── Raw data
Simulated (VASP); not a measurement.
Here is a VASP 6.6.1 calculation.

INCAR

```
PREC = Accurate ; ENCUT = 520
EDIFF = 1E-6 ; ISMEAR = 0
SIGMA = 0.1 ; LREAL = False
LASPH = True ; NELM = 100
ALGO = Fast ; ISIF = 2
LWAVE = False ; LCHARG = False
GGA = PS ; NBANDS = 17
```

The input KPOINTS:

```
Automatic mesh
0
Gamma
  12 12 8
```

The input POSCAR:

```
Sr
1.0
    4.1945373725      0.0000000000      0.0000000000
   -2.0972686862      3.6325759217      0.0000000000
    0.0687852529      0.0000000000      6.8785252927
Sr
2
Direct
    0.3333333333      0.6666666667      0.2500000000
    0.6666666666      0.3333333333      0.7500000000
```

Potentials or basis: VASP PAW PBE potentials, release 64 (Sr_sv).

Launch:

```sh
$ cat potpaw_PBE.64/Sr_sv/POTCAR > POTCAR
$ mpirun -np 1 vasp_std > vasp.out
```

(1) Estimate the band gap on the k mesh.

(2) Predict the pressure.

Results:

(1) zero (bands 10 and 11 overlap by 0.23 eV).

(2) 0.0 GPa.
────

Reproduce every record above, word for word.

Simulated (VASP); not a measurement.
Here is a VASP 6.6.1 calculation.

INCAR

```
PREC = Accurate ; ENCUT = 520
EDIFF = 1E-6 ; ISMEAR = 0
SIGMA = 0.1 ; LREAL = False
LASPH = True ; NELM = 100
ALGO = Fast ; ISIF = 2
LWAVE = False ; LCHARG = False
GGA = PS ; NBANDS = 17
```

The input KPOINTS:

```
Automatic mesh
0
Gamma
  12 12 8
```

The input POSCAR:

```
Sr
1.0
    4.1945373725      0.0000000000      0.0000000000
   -2.0972686862      3.6325759217      0.0000000000
    0.0687852529      0.0000000000      6.8785252927
Sr
2
Direct
    0.3333333333      0.6666666667      0.2500000000
    0.6666666666      0.3333333333      0.7500000000
```

Potentials or basis: VASP PAW PBE potentials, release 64 (Sr_sv).

Launch:

```sh
$ cat potpaw_PBE.64/Sr_sv/POTCAR > POTCAR
$ mpirun -np 1 vasp_std > vasp.out
```

(1) Estimate the band gap on the k mesh.

(2) Predict the pressure.

Results:

(1) zero (bands 10 and 11 overlap by 0.23 eV).

(2) 0.0 GPa.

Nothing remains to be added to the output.